* [Assignment]
Find the line with "width 0.1 eV |" and the line with "How do energy, volume" in the entries below; output exactly those two lines, every line between them, and no others.

* [Records provided]
◆ ◆ ◆ ◆
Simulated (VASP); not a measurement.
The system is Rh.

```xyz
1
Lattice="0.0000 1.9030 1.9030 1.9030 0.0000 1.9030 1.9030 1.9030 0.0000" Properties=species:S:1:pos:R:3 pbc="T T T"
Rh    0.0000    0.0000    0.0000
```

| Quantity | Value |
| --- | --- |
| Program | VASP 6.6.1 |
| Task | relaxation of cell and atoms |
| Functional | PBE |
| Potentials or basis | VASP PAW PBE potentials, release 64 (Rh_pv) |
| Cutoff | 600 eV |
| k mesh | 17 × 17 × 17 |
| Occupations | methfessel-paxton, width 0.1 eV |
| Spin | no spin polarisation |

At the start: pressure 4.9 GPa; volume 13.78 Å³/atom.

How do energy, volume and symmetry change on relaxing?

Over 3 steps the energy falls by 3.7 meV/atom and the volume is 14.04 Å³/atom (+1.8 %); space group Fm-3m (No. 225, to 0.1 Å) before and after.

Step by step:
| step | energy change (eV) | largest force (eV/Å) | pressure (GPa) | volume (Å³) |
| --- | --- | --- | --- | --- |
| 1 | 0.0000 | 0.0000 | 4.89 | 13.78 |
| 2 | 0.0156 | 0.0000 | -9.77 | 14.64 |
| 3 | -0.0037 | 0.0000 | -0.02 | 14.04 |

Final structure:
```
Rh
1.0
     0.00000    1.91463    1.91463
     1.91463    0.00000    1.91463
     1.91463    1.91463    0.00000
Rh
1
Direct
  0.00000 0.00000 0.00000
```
◆ ◆ ◆ ◆

* [Exercise answer]
| Occupations | methfessel-paxton, width 0.1 eV |
| Spin | no spin polarisation |

At the start: pressure 4.9 GPa; volume 13.78 Å³/atom.

How do energy, volume and symmetry change on relaxing?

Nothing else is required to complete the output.